### [SOURCE INFORMATION]
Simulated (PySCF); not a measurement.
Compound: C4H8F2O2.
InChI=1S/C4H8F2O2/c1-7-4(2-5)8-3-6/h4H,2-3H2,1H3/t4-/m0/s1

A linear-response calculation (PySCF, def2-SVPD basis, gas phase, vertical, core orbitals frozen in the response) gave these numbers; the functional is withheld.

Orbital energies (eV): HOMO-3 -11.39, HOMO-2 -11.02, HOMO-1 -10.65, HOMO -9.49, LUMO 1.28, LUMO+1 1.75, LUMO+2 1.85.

### [REQUIREMENT]
Reproduce all of the entries verbatim.

### [TASK RESULT]
Simulated (PySCF); not a measurement.
Compound: C4H8F2O2.
InChI=1S/C4H8F2O2/c1-7-4(2-5)8-3-6/h4H,2-3H2,1H3/t4-/m0/s1

A linear-response calculation (PySCF, def2-SVPD basis, gas phase, vertical, core orbitals frozen in the response) gave these numbers; the functional is withheld.

Orbital energies (eV): HOMO-3 -11.39, HOMO-2 -11.02, HOMO-1 -10.65, HOMO -9.49, LUMO 1.28, LUMO+1 1.75, LUMO+2 1.85.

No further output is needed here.